▸ **Source information**
*** Begin section ***

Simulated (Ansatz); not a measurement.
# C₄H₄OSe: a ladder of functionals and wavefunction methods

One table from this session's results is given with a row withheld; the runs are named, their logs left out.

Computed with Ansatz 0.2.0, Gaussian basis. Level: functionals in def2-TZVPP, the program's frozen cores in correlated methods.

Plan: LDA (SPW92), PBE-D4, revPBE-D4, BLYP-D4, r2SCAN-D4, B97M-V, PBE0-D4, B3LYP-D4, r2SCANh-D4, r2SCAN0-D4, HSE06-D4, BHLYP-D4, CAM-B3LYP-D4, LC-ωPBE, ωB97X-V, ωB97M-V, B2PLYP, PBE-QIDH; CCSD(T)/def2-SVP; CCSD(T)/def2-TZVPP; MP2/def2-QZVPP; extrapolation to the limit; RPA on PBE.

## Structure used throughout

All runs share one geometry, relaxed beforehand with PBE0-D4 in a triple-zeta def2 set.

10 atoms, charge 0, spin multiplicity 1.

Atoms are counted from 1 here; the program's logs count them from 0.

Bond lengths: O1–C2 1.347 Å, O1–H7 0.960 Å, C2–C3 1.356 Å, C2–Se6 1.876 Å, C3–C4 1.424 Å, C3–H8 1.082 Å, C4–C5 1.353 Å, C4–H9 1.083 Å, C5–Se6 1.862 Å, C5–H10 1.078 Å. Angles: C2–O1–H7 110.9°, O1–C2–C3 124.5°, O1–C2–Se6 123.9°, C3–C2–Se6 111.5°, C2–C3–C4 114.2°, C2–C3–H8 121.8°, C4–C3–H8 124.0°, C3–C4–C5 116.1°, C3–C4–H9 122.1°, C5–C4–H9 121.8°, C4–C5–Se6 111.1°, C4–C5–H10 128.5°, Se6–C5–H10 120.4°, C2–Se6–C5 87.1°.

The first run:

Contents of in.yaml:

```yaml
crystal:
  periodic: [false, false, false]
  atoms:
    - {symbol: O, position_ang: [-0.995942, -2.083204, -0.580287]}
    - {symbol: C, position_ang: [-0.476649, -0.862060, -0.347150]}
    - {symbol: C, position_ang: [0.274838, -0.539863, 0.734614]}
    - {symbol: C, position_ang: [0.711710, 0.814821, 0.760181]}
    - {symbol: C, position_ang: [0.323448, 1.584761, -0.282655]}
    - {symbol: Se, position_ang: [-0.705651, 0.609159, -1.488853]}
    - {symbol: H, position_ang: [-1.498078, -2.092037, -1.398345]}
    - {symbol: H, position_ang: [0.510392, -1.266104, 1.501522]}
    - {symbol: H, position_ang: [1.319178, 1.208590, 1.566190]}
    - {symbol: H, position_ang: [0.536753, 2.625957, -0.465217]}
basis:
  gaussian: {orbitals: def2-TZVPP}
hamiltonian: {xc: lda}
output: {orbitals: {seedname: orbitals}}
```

*** End section ***

Could you copy exactly the lines from the first line of the records above through the line containing "All runs share", both included, and nothing else?

▸ **Written answer**
Simulated (Ansatz); not a measurement.
# C₄H₄OSe: a ladder of functionals and wavefunction methods

One table from this session's results is given with a row withheld; the runs are named, their logs left out.

Computed with Ansatz 0.2.0, Gaussian basis. Level: functionals in def2-TZVPP, the program's frozen cores in correlated methods.

Plan: LDA (SPW92), PBE-D4, revPBE-D4, BLYP-D4, r2SCAN-D4, B97M-V, PBE0-D4, B3LYP-D4, r2SCANh-D4, r2SCAN0-D4, HSE06-D4, BHLYP-D4, CAM-B3LYP-D4, LC-ωPBE, ωB97X-V, ωB97M-V, B2PLYP, PBE-QIDH; CCSD(T)/def2-SVP; CCSD(T)/def2-TZVPP; MP2/def2-QZVPP; extrapolation to the limit; RPA on PBE.

## Structure used throughout

All runs share one geometry, relaxed beforehand with PBE0-D4 in a triple-zeta def2 set.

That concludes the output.